--- Requirement ---
Write out the records below word for word, please.

━━━━━━━━━━━━━━━━━━━━━━━━━━━━━━

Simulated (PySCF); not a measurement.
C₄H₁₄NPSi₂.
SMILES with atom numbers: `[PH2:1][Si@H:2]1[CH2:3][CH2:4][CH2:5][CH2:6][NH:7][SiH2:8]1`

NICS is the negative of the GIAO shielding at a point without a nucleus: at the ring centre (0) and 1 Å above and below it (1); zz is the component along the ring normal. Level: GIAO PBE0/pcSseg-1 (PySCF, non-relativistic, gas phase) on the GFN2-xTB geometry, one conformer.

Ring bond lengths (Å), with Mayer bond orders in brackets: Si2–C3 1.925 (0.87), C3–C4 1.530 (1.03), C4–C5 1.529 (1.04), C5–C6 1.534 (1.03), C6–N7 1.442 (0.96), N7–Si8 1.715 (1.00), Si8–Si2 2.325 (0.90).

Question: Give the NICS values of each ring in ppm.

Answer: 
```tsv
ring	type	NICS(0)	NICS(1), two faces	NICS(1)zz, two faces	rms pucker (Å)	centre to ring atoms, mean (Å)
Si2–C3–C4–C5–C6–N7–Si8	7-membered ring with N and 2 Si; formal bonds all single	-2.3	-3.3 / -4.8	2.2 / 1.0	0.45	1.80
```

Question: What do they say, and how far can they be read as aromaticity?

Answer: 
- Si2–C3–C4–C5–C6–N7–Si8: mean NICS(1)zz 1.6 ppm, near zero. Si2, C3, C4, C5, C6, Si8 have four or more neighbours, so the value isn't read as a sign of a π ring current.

━━━━━━━━━━━━━━━━━━━━━━━━━━━━━━

--- Written answer ---
Simulated (PySCF); not a measurement.
C₄H₁₄NPSi₂.
SMILES with atom numbers: `[PH2:1][Si@H:2]1[CH2:3][CH2:4][CH2:5][CH2:6][NH:7][SiH2:8]1`

NICS is the negative of the GIAO shielding at a point without a nucleus: at the ring centre (0) and 1 Å above and below it (1); zz is the component along the ring normal. Level: GIAO PBE0/pcSseg-1 (PySCF, non-relativistic, gas phase) on the GFN2-xTB geometry, one conformer.

Ring bond lengths (Å), with Mayer bond orders in brackets: Si2–C3 1.925 (0.87), C3–C4 1.530 (1.03), C4–C5 1.529 (1.04), C5–C6 1.534 (1.03), C6–N7 1.442 (0.96), N7–Si8 1.715 (1.00), Si8–Si2 2.325 (0.90).

Question: Give the NICS values of each ring in ppm.

Answer: 
```tsv
ring	type	NICS(0)	NICS(1), two faces	NICS(1)zz, two faces	rms pucker (Å)	centre to ring atoms, mean (Å)
Si2–C3–C4–C5–C6–N7–Si8	7-membered ring with N and 2 Si; formal bonds all single	-2.3	-3.3 / -4.8	2.2 / 1.0	0.45	1.80
```

Question: What do they say, and how far can they be read as aromaticity?

Answer: 
- Si2–C3–C4–C5–C6–N7–Si8: mean NICS(1)zz 1.6 ppm, near zero. Si2, C3, C4, C5, C6, Si8 have four or more neighbours, so the value isn't read as a sign of a π ring current.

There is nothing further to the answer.